» **Recorded information**
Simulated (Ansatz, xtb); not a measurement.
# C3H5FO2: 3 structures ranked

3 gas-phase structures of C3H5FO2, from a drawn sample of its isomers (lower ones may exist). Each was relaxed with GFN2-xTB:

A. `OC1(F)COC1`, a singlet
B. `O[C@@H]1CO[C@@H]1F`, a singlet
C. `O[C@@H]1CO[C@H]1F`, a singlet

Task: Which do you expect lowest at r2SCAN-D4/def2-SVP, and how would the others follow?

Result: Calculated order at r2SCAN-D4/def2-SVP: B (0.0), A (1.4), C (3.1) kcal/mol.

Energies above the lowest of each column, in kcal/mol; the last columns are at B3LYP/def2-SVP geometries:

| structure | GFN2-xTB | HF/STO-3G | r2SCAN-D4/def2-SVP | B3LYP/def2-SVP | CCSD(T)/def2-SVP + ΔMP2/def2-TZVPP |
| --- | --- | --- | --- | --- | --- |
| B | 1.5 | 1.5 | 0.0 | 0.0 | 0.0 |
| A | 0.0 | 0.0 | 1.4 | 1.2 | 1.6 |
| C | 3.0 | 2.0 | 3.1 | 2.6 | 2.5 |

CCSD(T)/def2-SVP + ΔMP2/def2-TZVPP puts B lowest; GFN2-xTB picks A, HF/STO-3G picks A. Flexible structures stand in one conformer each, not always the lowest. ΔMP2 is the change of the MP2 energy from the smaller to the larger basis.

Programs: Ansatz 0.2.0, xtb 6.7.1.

» **Activity**
Give the lines again, exactly as they stand, from the beginning of the data through the line with "Energies above the".

» **Task response**
Simulated (Ansatz, xtb); not a measurement.
# C3H5FO2: 3 structures ranked

3 gas-phase structures of C3H5FO2, from a drawn sample of its isomers (lower ones may exist). Each was relaxed with GFN2-xTB:

A. `OC1(F)COC1`, a singlet
B. `O[C@@H]1CO[C@@H]1F`, a singlet
C. `O[C@@H]1CO[C@H]1F`, a singlet

Task: Which do you expect lowest at r2SCAN-D4/def2-SVP, and how would the others follow?

Result: Calculated order at r2SCAN-D4/def2-SVP: B (0.0), A (1.4), C (3.1) kcal/mol.

Energies above the lowest of each column, in kcal/mol; the last columns are at B3LYP/def2-SVP geometries:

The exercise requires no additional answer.